**Assigned task:** The line with "Answer: C11 = 12.9, C12", the line with "Space group P3_121", and all lines between them in the material below: return these exactly, and no others.

**Provided data:**
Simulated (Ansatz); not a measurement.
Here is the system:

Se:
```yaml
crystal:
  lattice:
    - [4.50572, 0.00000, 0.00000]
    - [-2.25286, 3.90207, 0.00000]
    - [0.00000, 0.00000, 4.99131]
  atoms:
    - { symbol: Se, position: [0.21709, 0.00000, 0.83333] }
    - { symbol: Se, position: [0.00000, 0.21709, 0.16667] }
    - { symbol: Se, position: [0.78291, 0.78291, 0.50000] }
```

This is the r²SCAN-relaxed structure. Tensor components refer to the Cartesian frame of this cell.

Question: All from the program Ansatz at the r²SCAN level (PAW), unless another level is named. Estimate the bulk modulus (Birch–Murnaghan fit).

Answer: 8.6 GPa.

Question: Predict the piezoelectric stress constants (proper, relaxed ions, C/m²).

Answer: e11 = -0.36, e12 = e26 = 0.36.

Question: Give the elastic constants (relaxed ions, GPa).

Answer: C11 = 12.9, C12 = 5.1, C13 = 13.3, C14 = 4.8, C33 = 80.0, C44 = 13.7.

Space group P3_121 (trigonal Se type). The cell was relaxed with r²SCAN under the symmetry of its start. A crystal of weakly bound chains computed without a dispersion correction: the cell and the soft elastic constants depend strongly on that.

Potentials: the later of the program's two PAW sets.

**Answer space:**
Answer: C11 = 12.9, C12 = 5.1, C13 = 13.3, C14 = 4.8, C33 = 80.0, C44 = 13.7.

Space group P3_121 (trigonal Se type). The cell was relaxed with r²SCAN under the symmetry of its start. A crystal of weakly bound chains computed without a dispersion correction: the cell and the soft elastic constants depend strongly on that.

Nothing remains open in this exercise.